▶ WORK REQUEST
Copy out the entries that follow, exactly as written.

▶ SUPPLIED MATERIAL
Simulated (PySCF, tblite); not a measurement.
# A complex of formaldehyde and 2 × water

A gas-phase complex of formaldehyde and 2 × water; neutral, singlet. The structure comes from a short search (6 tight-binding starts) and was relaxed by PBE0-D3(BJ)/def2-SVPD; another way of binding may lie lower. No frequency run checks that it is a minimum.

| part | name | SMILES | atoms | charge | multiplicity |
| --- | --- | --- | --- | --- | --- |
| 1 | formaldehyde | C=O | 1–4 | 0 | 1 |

▶ RESPONSE
Simulated (PySCF, tblite); not a measurement.
# A complex of formaldehyde and 2 × water

A gas-phase complex of formaldehyde and 2 × water; neutral, singlet. The structure comes from a short search (6 tight-binding starts) and was relaxed by PBE0-D3(BJ)/def2-SVPD; another way of binding may lie lower. No frequency run checks that it is a minimum.

| part | name | SMILES | atoms | charge | multiplicity |
| --- | --- | --- | --- | --- | --- |
| 1 | formaldehyde | C=O | 1–4 | 0 | 1 |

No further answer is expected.